STORED DATA:
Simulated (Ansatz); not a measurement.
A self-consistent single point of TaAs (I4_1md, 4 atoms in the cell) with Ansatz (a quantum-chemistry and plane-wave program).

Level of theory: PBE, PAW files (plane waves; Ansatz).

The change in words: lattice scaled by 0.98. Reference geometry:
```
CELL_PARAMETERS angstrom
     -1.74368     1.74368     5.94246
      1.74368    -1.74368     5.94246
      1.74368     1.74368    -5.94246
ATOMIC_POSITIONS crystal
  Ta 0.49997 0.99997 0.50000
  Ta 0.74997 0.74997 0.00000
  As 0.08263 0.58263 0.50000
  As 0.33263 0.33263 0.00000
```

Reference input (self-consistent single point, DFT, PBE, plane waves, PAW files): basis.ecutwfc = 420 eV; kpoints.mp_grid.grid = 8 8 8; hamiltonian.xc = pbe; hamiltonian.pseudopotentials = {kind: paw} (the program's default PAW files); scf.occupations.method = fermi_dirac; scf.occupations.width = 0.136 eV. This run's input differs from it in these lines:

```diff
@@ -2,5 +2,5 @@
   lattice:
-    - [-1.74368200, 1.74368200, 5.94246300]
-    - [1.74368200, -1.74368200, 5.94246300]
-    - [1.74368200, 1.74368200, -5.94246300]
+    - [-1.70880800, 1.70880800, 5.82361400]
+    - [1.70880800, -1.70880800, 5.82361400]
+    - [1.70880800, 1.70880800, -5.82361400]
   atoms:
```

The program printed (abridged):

TASK ITEM: Return the full listing unchanged.

RESPONSE AREA:
Simulated (Ansatz); not a measurement.
A self-consistent single point of TaAs (I4_1md, 4 atoms in the cell) with Ansatz (a quantum-chemistry and plane-wave program).

Level of theory: PBE, PAW files (plane waves; Ansatz).

The change in words: lattice scaled by 0.98. Reference geometry:
```
CELL_PARAMETERS angstrom
     -1.74368     1.74368     5.94246
      1.74368    -1.74368     5.94246
      1.74368     1.74368    -5.94246
ATOMIC_POSITIONS crystal
  Ta 0.49997 0.99997 0.50000
  Ta 0.74997 0.74997 0.00000
  As 0.08263 0.58263 0.50000
  As 0.33263 0.33263 0.00000
```

Reference input (self-consistent single point, DFT, PBE, plane waves, PAW files): basis.ecutwfc = 420 eV; kpoints.mp_grid.grid = 8 8 8; hamiltonian.xc = pbe; hamiltonian.pseudopotentials = {kind: paw} (the program's default PAW files); scf.occupations.method = fermi_dirac; scf.occupations.width = 0.136 eV. This run's input differs from it in these lines:

```diff
@@ -2,5 +2,5 @@
   lattice:
-    - [-1.74368200, 1.74368200, 5.94246300]
-    - [1.74368200, -1.74368200, 5.94246300]
-    - [1.74368200, 1.74368200, -5.94246300]
+    - [-1.70880800, 1.70880800, 5.82361400]
+    - [1.70880800, -1.70880800, 5.82361400]
+    - [1.70880800, 1.70880800, -5.82361400]
   atoms:
```

The program printed (abridged):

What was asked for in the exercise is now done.